=== Study material ===
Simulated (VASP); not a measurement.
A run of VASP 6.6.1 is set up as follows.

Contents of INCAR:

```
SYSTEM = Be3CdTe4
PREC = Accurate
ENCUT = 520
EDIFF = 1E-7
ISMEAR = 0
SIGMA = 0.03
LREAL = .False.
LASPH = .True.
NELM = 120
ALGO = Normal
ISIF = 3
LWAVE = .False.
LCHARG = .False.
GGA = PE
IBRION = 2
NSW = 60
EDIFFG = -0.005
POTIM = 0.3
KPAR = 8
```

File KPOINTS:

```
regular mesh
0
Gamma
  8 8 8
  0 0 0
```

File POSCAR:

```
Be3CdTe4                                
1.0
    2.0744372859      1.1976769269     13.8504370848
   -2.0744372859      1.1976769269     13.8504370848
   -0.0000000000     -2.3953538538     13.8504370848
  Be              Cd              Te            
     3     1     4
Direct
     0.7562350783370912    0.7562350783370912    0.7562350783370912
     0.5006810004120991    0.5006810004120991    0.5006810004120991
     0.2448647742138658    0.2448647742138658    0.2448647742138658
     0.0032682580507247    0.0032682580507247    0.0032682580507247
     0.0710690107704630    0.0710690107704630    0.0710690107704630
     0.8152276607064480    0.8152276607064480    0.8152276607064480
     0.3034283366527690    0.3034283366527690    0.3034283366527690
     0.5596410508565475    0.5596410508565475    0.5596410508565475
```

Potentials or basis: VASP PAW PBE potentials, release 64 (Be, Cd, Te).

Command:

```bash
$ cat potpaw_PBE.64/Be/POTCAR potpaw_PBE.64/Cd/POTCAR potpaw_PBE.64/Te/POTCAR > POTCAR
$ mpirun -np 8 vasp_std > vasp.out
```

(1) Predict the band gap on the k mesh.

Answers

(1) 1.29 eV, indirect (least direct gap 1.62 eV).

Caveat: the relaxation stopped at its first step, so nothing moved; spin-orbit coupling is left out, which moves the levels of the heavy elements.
===

◆ Task item: Out of the entries above, write out only the lines between the line holding "(1) Predict the band gap on the k mesh." and the line holding "(1) 1.29 eV, indirect", inclusive, each exactly as given.

◆ Exercise solution:
(1) Predict the band gap on the k mesh.

Answers

(1) 1.29 eV, indirect (least direct gap 1.62 eV).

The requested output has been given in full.